════════════════════

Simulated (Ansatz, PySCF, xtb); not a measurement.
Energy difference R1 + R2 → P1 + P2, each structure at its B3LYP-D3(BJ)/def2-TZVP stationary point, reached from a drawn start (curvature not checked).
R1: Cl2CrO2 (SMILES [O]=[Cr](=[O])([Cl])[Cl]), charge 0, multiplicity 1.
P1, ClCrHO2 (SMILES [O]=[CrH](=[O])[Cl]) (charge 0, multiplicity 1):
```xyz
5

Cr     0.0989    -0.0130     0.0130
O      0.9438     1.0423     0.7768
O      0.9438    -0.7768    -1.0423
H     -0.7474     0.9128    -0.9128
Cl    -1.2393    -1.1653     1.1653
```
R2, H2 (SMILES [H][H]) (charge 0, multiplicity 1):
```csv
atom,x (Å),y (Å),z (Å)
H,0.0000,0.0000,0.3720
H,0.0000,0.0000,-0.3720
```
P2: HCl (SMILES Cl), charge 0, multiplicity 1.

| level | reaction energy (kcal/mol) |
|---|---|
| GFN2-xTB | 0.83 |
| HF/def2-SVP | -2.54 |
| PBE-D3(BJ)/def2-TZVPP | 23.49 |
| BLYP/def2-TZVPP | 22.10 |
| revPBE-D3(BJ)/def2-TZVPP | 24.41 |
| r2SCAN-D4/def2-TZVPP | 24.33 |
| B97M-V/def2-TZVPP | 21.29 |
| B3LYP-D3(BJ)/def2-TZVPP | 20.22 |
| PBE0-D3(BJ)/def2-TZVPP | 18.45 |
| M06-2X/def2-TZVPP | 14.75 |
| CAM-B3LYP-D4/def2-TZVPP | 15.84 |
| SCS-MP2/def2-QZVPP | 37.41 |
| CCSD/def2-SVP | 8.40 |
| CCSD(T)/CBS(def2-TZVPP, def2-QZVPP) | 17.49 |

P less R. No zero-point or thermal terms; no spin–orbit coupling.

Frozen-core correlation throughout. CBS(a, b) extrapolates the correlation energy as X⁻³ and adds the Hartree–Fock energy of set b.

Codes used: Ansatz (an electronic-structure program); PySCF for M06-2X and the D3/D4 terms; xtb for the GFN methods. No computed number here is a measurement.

════════════════════

Where the line with "Frozen-core correlation throughout." ends, your copy should end too; please return exactly the lines from the first line of the data through it.

* TASK ANSWER:
Simulated (Ansatz, PySCF, xtb); not a measurement.
Energy difference R1 + R2 → P1 + P2, each structure at its B3LYP-D3(BJ)/def2-TZVP stationary point, reached from a drawn start (curvature not checked).
R1: Cl2CrO2 (SMILES [O]=[Cr](=[O])([Cl])[Cl]), charge 0, multiplicity 1.
P1, ClCrHO2 (SMILES [O]=[CrH](=[O])[Cl]) (charge 0, multiplicity 1):
```xyz
5

Cr     0.0989    -0.0130     0.0130
O      0.9438     1.0423     0.7768
O      0.9438    -0.7768    -1.0423
H     -0.7474     0.9128    -0.9128
Cl    -1.2393    -1.1653     1.1653
```
R2, H2 (SMILES [H][H]) (charge 0, multiplicity 1):
```csv
atom,x (Å),y (Å),z (Å)
H,0.0000,0.0000,0.3720
H,0.0000,0.0000,-0.3720
```
P2: HCl (SMILES Cl), charge 0, multiplicity 1.

| level | reaction energy (kcal/mol) |
|---|---|
| GFN2-xTB | 0.83 |
| HF/def2-SVP | -2.54 |
| PBE-D3(BJ)/def2-TZVPP | 23.49 |
| BLYP/def2-TZVPP | 22.10 |
| revPBE-D3(BJ)/def2-TZVPP | 24.41 |
| r2SCAN-D4/def2-TZVPP | 24.33 |
| B97M-V/def2-TZVPP | 21.29 |
| B3LYP-D3(BJ)/def2-TZVPP | 20.22 |
| PBE0-D3(BJ)/def2-TZVPP | 18.45 |
| M06-2X/def2-TZVPP | 14.75 |
| CAM-B3LYP-D4/def2-TZVPP | 15.84 |
| SCS-MP2/def2-QZVPP | 37.41 |
| CCSD/def2-SVP | 8.40 |
| CCSD(T)/CBS(def2-TZVPP, def2-QZVPP) | 17.49 |

P less R. No zero-point or thermal terms; no spin–orbit coupling.

Frozen-core correlation throughout. CBS(a, b) extrapolates the correlation energy as X⁻³ and adds the Hartree–Fock energy of set b.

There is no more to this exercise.